-- EXCERPTED RECORDS follows --

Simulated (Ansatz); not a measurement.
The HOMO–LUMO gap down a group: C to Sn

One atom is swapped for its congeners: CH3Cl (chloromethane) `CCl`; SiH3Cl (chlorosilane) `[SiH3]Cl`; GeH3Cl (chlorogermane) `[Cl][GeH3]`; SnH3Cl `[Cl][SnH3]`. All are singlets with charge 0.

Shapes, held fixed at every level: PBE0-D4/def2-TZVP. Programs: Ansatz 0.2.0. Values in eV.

-- EXCERPTED RECORDS concluded --

= WORK ORDER =
Please return the records above in their exact form.

= TASK SOLUTION =
Simulated (Ansatz); not a measurement.
The HOMO–LUMO gap down a group: C to Sn

One atom is swapped for its congeners: CH3Cl (chloromethane) `CCl`; SiH3Cl (chlorosilane) `[SiH3]Cl`; GeH3Cl (chlorogermane) `[Cl][GeH3]`; SnH3Cl `[Cl][SnH3]`. All are singlets with charge 0.

Shapes, held fixed at every level: PBE0-D4/def2-TZVP. Programs: Ansatz 0.2.0. Values in eV.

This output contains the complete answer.